==========
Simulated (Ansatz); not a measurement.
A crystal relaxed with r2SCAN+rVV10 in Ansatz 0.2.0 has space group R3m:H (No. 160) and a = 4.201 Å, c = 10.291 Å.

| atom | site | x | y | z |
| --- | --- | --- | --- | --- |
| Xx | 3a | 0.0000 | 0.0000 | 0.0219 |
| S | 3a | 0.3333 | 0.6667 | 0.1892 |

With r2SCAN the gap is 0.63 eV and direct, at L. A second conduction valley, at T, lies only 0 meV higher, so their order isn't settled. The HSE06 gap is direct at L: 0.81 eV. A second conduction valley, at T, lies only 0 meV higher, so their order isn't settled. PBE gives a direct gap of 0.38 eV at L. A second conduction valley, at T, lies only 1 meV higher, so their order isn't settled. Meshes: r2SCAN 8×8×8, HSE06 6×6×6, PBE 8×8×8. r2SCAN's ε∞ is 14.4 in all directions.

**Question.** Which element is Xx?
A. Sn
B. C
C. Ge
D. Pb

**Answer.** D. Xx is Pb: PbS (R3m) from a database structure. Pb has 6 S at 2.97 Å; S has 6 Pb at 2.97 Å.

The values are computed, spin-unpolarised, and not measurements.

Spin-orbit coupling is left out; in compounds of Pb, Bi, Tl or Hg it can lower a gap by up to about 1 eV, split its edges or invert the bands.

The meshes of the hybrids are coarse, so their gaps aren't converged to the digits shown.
==========

▸ Work task
Please give again only the lines from the start of the material through the line holding "0.6667 | 0.1892 |", exactly as they are written.

▸ Written solution
Simulated (Ansatz); not a measurement.
A crystal relaxed with r2SCAN+rVV10 in Ansatz 0.2.0 has space group R3m:H (No. 160) and a = 4.201 Å, c = 10.291 Å.

| atom | site | x | y | z |
| --- | --- | --- | --- | --- |
| Xx | 3a | 0.0000 | 0.0000 | 0.0219 |
| S | 3a | 0.3333 | 0.6667 | 0.1892 |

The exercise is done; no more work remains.